■ **EXTRACTED MATERIAL**
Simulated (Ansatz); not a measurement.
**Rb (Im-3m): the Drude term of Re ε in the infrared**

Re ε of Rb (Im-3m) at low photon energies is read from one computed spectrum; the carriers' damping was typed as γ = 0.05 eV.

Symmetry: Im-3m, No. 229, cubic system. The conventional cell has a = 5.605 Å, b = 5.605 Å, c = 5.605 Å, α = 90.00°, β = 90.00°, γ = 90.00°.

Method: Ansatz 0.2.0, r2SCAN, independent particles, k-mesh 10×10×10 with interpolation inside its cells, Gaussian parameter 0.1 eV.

■ **REQUIRED ACTION**
Write the listing out again, exactly as shown above.

■ **EXERCISE RESPONSE**
Simulated (Ansatz); not a measurement.
**Rb (Im-3m): the Drude term of Re ε in the infrared**

Re ε of Rb (Im-3m) at low photon energies is read from one computed spectrum; the carriers' damping was typed as γ = 0.05 eV.

Symmetry: Im-3m, No. 229, cubic system. The conventional cell has a = 5.605 Å, b = 5.605 Å, c = 5.605 Å, α = 90.00°, β = 90.00°, γ = 90.00°.

Method: Ansatz 0.2.0, r2SCAN, independent particles, k-mesh 10×10×10 with interpolation inside its cells, Gaussian parameter 0.1 eV.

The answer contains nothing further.